* _DATA EXTRACT_
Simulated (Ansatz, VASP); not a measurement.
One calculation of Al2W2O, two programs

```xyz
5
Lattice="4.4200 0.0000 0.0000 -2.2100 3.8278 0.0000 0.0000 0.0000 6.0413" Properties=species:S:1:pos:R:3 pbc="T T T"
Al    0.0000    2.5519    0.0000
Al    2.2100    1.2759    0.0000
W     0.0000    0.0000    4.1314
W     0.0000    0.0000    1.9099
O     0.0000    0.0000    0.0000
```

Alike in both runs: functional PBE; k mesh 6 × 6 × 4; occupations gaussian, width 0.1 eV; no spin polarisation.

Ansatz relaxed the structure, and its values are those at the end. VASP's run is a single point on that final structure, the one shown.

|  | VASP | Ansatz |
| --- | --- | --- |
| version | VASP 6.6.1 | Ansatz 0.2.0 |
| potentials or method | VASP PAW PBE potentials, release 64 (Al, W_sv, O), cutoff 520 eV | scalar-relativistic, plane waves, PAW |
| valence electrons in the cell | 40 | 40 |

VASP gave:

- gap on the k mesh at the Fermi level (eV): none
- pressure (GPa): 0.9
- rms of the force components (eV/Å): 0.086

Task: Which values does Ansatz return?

* _WORK ORDER_
Reproduce the whole listing, exactly.

* _EXERCISE SOLUTION_
Simulated (Ansatz, VASP); not a measurement.
One calculation of Al2W2O, two programs

```xyz
5
Lattice="4.4200 0.0000 0.0000 -2.2100 3.8278 0.0000 0.0000 0.0000 6.0413" Properties=species:S:1:pos:R:3 pbc="T T T"
Al    0.0000    2.5519    0.0000
Al    2.2100    1.2759    0.0000
W     0.0000    0.0000    4.1314
W     0.0000    0.0000    1.9099
O     0.0000    0.0000    0.0000
```

Alike in both runs: functional PBE; k mesh 6 × 6 × 4; occupations gaussian, width 0.1 eV; no spin polarisation.

Ansatz relaxed the structure, and its values are those at the end. VASP's run is a single point on that final structure, the one shown.

|  | VASP | Ansatz |
| --- | --- | --- |
| version | VASP 6.6.1 | Ansatz 0.2.0 |
| potentials or method | VASP PAW PBE potentials, release 64 (Al, W_sv, O), cutoff 520 eV | scalar-relativistic, plane waves, PAW |
| valence electrons in the cell | 40 | 40 |

VASP gave:

- gap on the k mesh at the Fermi level (eV): none
- pressure (GPa): 0.9
- rms of the force components (eV/Å): 0.086

Task: Which values does Ansatz return?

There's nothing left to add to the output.